Supplied material section start
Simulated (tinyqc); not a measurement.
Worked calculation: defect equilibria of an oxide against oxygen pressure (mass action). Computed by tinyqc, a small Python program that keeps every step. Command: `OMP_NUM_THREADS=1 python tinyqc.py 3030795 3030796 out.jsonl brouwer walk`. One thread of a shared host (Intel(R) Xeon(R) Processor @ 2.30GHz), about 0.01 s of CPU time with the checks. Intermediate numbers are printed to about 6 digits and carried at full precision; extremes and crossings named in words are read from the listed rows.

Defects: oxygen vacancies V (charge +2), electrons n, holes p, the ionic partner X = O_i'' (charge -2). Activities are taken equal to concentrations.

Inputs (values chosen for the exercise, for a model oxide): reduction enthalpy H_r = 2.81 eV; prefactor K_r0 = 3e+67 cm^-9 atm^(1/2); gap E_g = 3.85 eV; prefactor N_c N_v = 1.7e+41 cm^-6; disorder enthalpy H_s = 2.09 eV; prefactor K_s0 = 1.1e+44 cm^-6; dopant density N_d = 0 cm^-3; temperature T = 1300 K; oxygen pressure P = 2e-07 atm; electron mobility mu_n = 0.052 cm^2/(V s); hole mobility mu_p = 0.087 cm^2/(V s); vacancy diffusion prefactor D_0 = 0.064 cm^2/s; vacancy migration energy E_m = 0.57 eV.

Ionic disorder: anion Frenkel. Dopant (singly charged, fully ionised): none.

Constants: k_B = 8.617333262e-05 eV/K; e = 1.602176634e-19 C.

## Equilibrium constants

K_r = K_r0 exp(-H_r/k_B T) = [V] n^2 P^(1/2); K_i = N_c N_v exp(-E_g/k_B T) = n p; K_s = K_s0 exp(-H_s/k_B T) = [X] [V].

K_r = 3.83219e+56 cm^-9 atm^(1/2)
Supplied material section end

* Required action: A verbatim restatement of all the entries above is required.

* Worked solution:
Simulated (tinyqc); not a measurement.
Worked calculation: defect equilibria of an oxide against oxygen pressure (mass action). Computed by tinyqc, a small Python program that keeps every step. Command: `OMP_NUM_THREADS=1 python tinyqc.py 3030795 3030796 out.jsonl brouwer walk`. One thread of a shared host (Intel(R) Xeon(R) Processor @ 2.30GHz), about 0.01 s of CPU time with the checks. Intermediate numbers are printed to about 6 digits and carried at full precision; extremes and crossings named in words are read from the listed rows.

Defects: oxygen vacancies V (charge +2), electrons n, holes p, the ionic partner X = O_i'' (charge -2). Activities are taken equal to concentrations.

Inputs (values chosen for the exercise, for a model oxide): reduction enthalpy H_r = 2.81 eV; prefactor K_r0 = 3e+67 cm^-9 atm^(1/2); gap E_g = 3.85 eV; prefactor N_c N_v = 1.7e+41 cm^-6; disorder enthalpy H_s = 2.09 eV; prefactor K_s0 = 1.1e+44 cm^-6; dopant density N_d = 0 cm^-3; temperature T = 1300 K; oxygen pressure P = 2e-07 atm; electron mobility mu_n = 0.052 cm^2/(V s); hole mobility mu_p = 0.087 cm^2/(V s); vacancy diffusion prefactor D_0 = 0.064 cm^2/s; vacancy migration energy E_m = 0.57 eV.

Ionic disorder: anion Frenkel. Dopant (singly charged, fully ionised): none.

Constants: k_B = 8.617333262e-05 eV/K; e = 1.602176634e-19 C.

## Equilibrium constants

K_r = K_r0 exp(-H_r/k_B T) = [V] n^2 P^(1/2); K_i = N_c N_v exp(-E_g/k_B T) = n p; K_s = K_s0 exp(-H_s/k_B T) = [X] [V].

K_r = 3.83219e+56 cm^-9 atm^(1/2)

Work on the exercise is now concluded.